════════════════════

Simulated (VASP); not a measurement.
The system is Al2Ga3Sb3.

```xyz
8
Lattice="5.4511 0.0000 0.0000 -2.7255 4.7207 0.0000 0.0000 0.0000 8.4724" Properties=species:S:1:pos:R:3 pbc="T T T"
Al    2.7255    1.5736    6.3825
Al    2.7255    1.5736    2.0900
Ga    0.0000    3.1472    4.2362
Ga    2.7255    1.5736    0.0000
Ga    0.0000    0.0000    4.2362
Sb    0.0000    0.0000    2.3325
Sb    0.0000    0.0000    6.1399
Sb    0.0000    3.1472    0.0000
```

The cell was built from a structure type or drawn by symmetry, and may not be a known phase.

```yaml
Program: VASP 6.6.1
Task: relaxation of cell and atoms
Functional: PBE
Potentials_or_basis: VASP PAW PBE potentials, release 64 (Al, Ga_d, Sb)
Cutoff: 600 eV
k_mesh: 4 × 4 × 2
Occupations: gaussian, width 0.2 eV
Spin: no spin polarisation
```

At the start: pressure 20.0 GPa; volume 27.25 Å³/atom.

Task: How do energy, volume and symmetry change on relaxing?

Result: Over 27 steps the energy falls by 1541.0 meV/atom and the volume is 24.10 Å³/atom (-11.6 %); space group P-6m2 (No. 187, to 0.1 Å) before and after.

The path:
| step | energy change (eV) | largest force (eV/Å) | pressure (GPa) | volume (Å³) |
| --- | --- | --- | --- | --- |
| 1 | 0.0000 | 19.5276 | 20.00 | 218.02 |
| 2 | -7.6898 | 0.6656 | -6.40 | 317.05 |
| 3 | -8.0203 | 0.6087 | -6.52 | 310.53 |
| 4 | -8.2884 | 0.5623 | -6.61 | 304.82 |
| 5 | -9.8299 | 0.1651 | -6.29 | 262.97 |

════════════════════

# Exercise:
Only the lines from the beginning of the material to the line containing "-6.61 | 304.82 |" should be echoed, verbatim and in full.

# Exercise response:
Simulated (VASP); not a measurement.
The system is Al2Ga3Sb3.

```xyz
8
Lattice="5.4511 0.0000 0.0000 -2.7255 4.7207 0.0000 0.0000 0.0000 8.4724" Properties=species:S:1:pos:R:3 pbc="T T T"
Al    2.7255    1.5736    6.3825
Al    2.7255    1.5736    2.0900
Ga    0.0000    3.1472    4.2362
Ga    2.7255    1.5736    0.0000
Ga    0.0000    0.0000    4.2362
Sb    0.0000    0.0000    2.3325
Sb    0.0000    0.0000    6.1399
Sb    0.0000    3.1472    0.0000
```

The cell was built from a structure type or drawn by symmetry, and may not be a known phase.

```yaml
Program: VASP 6.6.1
Task: relaxation of cell and atoms
Functional: PBE
Potentials_or_basis: VASP PAW PBE potentials, release 64 (Al, Ga_d, Sb)
Cutoff: 600 eV
k_mesh: 4 × 4 × 2
Occupations: gaussian, width 0.2 eV
Spin: no spin polarisation
```

At the start: pressure 20.0 GPa; volume 27.25 Å³/atom.

Task: How do energy, volume and symmetry change on relaxing?

Result: Over 27 steps the energy falls by 1541.0 meV/atom and the volume is 24.10 Å³/atom (-11.6 %); space group P-6m2 (No. 187, to 0.1 Å) before and after.

The path:
| step | energy change (eV) | largest force (eV/Å) | pressure (GPa) | volume (Å³) |
| --- | --- | --- | --- | --- |
| 1 | 0.0000 | 19.5276 | 20.00 | 218.02 |
| 2 | -7.6898 | 0.6656 | -6.40 | 317.05 |
| 3 | -8.0203 | 0.6087 | -6.52 | 310.53 |
| 4 | -8.2884 | 0.5623 | -6.61 | 304.82 |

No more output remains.